- **Exercise**:
Print the listing below from its opening line through the line holding "series: F to P⁶⁺**", both ends included.

- **Data supplied**:
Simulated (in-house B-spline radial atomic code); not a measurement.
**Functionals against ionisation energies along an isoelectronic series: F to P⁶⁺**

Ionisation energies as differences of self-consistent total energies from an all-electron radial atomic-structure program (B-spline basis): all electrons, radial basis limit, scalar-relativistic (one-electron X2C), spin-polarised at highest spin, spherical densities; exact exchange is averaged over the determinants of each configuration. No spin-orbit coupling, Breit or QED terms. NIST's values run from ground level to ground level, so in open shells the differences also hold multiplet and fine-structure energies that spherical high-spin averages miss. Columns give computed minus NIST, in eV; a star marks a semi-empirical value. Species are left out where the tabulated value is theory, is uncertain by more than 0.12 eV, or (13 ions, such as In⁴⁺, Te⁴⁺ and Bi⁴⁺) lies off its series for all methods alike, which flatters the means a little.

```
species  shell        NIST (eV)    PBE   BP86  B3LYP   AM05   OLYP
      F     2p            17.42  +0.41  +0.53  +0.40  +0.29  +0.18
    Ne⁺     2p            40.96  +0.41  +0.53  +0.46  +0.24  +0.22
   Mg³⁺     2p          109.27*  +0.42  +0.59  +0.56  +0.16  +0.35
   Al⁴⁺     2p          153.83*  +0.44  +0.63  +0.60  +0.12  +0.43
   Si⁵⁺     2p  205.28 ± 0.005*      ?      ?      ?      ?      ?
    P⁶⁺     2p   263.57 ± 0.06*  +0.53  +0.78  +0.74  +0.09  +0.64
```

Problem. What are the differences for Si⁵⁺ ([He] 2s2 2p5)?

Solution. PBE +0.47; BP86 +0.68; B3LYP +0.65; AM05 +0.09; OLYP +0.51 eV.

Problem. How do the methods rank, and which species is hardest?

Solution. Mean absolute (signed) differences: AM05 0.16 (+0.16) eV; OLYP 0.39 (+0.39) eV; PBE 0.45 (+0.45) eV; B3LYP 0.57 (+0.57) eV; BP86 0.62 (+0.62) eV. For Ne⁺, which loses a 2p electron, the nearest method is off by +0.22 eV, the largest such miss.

- **Exercise result**:
Simulated (in-house B-spline radial atomic code); not a measurement.
**Functionals against ionisation energies along an isoelectronic series: F to P⁶⁺**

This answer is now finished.